• [SUPPLIED INFORMATION]
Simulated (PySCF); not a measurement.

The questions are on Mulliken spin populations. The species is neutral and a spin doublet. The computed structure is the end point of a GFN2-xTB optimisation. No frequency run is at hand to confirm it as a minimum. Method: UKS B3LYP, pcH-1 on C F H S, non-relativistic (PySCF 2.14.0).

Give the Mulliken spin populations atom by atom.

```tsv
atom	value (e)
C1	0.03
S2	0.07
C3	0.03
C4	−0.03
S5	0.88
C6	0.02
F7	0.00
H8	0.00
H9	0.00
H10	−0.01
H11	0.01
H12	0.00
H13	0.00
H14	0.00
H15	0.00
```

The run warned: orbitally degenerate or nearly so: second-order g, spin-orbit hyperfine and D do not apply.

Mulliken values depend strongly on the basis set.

• [WORK ITEM]
Repeat exactly, please, each line from the beginning of the data through the line with "The run warned: orbitally" in it, and only those lines.

• [PROBLEM SOLUTION]
Simulated (PySCF); not a measurement.

The questions are on Mulliken spin populations. The species is neutral and a spin doublet. The computed structure is the end point of a GFN2-xTB optimisation. No frequency run is at hand to confirm it as a minimum. Method: UKS B3LYP, pcH-1 on C F H S, non-relativistic (PySCF 2.14.0).

Give the Mulliken spin populations atom by atom.

```tsv
atom	value (e)
C1	0.03
S2	0.07
C3	0.03
C4	−0.03
S5	0.88
C6	0.02
F7	0.00
H8	0.00
H9	0.00
H10	−0.01
H11	0.01
H12	0.00
H13	0.00
H14	0.00
H15	0.00
```

The run warned: orbitally degenerate or nearly so: second-order g, spin-orbit hyperfine and D do not apply.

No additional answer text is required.